### Exercise:
Return only the lines of the listing below that run from the line with "The calculation used" through the line with "### Put them", both ends included, exactly as written.

--*--

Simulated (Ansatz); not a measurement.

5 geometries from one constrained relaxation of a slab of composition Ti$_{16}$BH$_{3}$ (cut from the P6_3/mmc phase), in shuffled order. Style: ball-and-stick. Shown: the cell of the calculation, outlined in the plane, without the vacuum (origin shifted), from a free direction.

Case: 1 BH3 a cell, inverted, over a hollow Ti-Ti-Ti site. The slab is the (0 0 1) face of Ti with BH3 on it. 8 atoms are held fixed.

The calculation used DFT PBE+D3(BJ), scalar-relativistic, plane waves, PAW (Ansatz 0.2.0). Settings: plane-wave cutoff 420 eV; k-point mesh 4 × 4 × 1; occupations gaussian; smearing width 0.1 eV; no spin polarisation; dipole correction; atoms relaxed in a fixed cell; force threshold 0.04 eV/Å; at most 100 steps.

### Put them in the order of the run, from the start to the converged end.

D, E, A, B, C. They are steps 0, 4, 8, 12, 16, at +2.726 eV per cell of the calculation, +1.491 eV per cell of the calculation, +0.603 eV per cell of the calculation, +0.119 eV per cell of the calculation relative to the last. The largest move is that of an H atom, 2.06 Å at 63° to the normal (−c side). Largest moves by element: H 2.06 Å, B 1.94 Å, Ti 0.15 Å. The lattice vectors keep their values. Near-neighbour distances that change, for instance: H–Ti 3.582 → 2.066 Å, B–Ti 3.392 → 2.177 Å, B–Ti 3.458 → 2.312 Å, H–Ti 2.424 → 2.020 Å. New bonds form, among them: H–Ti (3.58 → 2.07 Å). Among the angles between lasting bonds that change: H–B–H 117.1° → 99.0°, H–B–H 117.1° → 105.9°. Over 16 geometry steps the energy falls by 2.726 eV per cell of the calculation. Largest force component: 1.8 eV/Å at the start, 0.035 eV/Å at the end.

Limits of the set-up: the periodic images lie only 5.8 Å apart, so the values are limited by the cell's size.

--*--

### Result:
The calculation used DFT PBE+D3(BJ), scalar-relativistic, plane waves, PAW (Ansatz 0.2.0). Settings: plane-wave cutoff 420 eV; k-point mesh 4 × 4 × 1; occupations gaussian; smearing width 0.1 eV; no spin polarisation; dipole correction; atoms relaxed in a fixed cell; force threshold 0.04 eV/Å; at most 100 steps.

### Put them in the order of the run, from the start to the converged end.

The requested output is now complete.